_Activity:_
Each entry needs to be given again, character for character.

_Study material:_
━━━━━━━━━━━━━━━━

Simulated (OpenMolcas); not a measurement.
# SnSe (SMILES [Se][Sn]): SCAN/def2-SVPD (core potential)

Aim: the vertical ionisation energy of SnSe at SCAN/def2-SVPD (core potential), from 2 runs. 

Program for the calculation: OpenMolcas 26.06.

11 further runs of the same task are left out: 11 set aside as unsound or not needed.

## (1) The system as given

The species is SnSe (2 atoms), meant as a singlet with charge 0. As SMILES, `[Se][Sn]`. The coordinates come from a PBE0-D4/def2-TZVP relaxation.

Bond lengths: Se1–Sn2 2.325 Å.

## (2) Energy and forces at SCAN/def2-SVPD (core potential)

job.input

━━━━━━━━━━━━━━━━

_Task answer:_
Simulated (OpenMolcas); not a measurement.
# SnSe (SMILES [Se][Sn]): SCAN/def2-SVPD (core potential)

Aim: the vertical ionisation energy of SnSe at SCAN/def2-SVPD (core potential), from 2 runs. 

Program for the calculation: OpenMolcas 26.06.

11 further runs of the same task are left out: 11 set aside as unsound or not needed.

## (1) The system as given

The species is SnSe (2 atoms), meant as a singlet with charge 0. As SMILES, `[Se][Sn]`. The coordinates come from a PBE0-D4/def2-TZVP relaxation.

Bond lengths: Se1–Sn2 2.325 Å.

## (2) Energy and forces at SCAN/def2-SVPD (core potential)

job.input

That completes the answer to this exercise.